### Work item:
Look through the records below for the line with "Item | Value |". Return that line and each one after it up to and including the line with "Co +1.60 μB.", exactly.

### Available data:
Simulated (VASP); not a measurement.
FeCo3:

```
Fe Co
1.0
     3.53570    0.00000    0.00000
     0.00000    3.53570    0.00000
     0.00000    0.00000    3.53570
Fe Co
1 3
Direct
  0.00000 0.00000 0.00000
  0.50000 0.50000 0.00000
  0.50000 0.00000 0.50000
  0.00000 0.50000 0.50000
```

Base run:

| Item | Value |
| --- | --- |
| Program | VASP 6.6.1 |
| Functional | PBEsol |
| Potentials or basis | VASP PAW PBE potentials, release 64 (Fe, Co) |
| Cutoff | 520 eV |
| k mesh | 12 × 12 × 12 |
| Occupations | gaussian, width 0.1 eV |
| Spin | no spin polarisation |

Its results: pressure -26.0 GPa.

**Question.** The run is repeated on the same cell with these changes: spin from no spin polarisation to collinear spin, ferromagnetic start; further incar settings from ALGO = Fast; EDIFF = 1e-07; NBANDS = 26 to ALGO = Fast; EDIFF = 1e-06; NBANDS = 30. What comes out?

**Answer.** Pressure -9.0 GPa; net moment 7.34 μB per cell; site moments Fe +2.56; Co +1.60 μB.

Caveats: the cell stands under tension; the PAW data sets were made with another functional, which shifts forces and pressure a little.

### Exercise result:
| Item | Value |
| --- | --- |
| Program | VASP 6.6.1 |
| Functional | PBEsol |
| Potentials or basis | VASP PAW PBE potentials, release 64 (Fe, Co) |
| Cutoff | 520 eV |
| k mesh | 12 × 12 × 12 |
| Occupations | gaussian, width 0.1 eV |
| Spin | no spin polarisation |

Its results: pressure -26.0 GPa.

**Question.** The run is repeated on the same cell with these changes: spin from no spin polarisation to collinear spin, ferromagnetic start; further incar settings from ALGO = Fast; EDIFF = 1e-07; NBANDS = 26 to ALGO = Fast; EDIFF = 1e-06; NBANDS = 30. What comes out?

**Answer.** Pressure -9.0 GPa; net moment 7.34 μB per cell; site moments Fe +2.56; Co +1.60 μB.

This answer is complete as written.